→ **Records shown**
'''

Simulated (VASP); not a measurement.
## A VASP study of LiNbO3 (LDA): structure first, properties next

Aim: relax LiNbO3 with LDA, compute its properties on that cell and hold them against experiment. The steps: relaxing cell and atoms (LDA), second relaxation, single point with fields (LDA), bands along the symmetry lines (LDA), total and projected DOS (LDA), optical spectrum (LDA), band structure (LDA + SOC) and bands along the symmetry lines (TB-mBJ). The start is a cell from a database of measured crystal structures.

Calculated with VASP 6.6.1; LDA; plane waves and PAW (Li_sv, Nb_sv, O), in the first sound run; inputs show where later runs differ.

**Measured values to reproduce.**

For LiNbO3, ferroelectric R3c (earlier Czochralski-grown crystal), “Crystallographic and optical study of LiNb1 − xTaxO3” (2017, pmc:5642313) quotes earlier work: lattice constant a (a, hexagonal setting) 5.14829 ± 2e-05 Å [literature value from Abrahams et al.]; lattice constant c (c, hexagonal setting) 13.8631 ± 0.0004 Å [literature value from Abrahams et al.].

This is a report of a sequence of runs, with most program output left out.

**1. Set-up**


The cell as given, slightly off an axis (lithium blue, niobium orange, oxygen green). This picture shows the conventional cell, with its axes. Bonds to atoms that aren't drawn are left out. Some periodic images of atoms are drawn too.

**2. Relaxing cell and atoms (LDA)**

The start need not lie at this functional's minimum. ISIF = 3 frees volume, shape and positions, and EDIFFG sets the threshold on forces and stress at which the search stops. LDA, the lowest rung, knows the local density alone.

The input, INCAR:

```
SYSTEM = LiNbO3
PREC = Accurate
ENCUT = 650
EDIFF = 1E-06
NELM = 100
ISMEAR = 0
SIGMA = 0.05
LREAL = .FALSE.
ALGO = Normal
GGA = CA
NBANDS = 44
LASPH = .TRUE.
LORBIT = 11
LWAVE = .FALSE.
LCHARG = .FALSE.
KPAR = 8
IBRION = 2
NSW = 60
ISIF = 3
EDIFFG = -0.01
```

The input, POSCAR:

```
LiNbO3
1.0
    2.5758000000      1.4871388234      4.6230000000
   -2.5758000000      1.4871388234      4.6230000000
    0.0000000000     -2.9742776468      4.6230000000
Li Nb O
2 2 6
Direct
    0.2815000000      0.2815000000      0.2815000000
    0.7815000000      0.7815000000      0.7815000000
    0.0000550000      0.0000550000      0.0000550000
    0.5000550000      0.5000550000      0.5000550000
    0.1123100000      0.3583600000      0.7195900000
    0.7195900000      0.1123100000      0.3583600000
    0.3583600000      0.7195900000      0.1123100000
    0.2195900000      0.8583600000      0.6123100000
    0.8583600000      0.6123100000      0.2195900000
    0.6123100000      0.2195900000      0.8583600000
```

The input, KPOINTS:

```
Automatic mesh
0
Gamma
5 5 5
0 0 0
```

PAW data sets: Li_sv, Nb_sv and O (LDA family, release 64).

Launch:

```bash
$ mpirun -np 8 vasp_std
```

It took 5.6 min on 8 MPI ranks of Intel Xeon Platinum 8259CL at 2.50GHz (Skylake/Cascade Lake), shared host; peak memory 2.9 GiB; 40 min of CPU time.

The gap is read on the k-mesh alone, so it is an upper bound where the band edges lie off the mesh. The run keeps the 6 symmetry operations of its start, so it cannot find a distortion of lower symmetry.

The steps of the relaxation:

'''

→ **Brief**
Reproduce the listing above exactly as far as the line with "values to reproduce.**", that line included.

→ **Written answer**
Simulated (VASP); not a measurement.
## A VASP study of LiNbO3 (LDA): structure first, properties next

Aim: relax LiNbO3 with LDA, compute its properties on that cell and hold them against experiment. The steps: relaxing cell and atoms (LDA), second relaxation, single point with fields (LDA), bands along the symmetry lines (LDA), total and projected DOS (LDA), optical spectrum (LDA), band structure (LDA + SOC) and bands along the symmetry lines (TB-mBJ). The start is a cell from a database of measured crystal structures.

Calculated with VASP 6.6.1; LDA; plane waves and PAW (Li_sv, Nb_sv, O), in the first sound run; inputs show where later runs differ.

**Measured values to reproduce.**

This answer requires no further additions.